### WORK REQUEST:
Once the line containing "Q: List the" is found in the entries below, reproduce it and every line after it, stopping at and including the line containing "- PBE0/def2-TZVP: 142, 143, 542, 647"; reproduce nothing else, and keep each line exact.

▬▬▬
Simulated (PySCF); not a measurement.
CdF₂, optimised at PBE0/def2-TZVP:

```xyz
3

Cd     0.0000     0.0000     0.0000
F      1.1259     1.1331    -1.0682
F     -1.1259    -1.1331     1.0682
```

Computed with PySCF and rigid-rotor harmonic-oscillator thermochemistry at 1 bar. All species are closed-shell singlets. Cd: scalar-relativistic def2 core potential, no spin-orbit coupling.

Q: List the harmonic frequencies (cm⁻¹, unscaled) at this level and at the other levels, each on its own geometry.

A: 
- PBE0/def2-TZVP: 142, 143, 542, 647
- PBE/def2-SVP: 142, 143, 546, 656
▬▬▬

### EXERCISE OUTPUT:
Q: List the harmonic frequencies (cm⁻¹, unscaled) at this level and at the other levels, each on its own geometry.

A: 
- PBE0/def2-TZVP: 142, 143, 542, 647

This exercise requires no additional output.